━━━━━━━━━━

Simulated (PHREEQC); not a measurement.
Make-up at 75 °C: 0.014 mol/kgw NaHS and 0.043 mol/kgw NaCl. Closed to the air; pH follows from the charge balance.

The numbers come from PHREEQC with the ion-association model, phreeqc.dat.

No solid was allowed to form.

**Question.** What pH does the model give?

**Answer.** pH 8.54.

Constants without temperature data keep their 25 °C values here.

━━━━━━━━━━

Requirement: For each line in the listing, return it exactly as shown.

Exercise solution:
Simulated (PHREEQC); not a measurement.
Make-up at 75 °C: 0.014 mol/kgw NaHS and 0.043 mol/kgw NaCl. Closed to the air; pH follows from the charge balance.

The numbers come from PHREEQC with the ion-association model, phreeqc.dat.

No solid was allowed to form.

**Question.** What pH does the model give?

**Answer.** pH 8.54.

Constants without temperature data keep their 25 °C values here.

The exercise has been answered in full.